================================
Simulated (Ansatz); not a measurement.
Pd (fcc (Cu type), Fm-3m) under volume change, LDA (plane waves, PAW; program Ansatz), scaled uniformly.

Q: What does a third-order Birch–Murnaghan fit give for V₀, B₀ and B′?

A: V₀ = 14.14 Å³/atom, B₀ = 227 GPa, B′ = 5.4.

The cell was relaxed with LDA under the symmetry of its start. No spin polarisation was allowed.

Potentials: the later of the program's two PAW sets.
================================

# Brief:
Set down the lines of the listing above verbatim, first line through the line containing "The cell was", inclusive; add no other lines.

# Worked solution:
Simulated (Ansatz); not a measurement.
Pd (fcc (Cu type), Fm-3m) under volume change, LDA (plane waves, PAW; program Ansatz), scaled uniformly.

Q: What does a third-order Birch–Murnaghan fit give for V₀, B₀ and B′?

A: V₀ = 14.14 Å³/atom, B₀ = 227 GPa, B′ = 5.4.

The cell was relaxed with LDA under the symmetry of its start. No spin polarisation was allowed.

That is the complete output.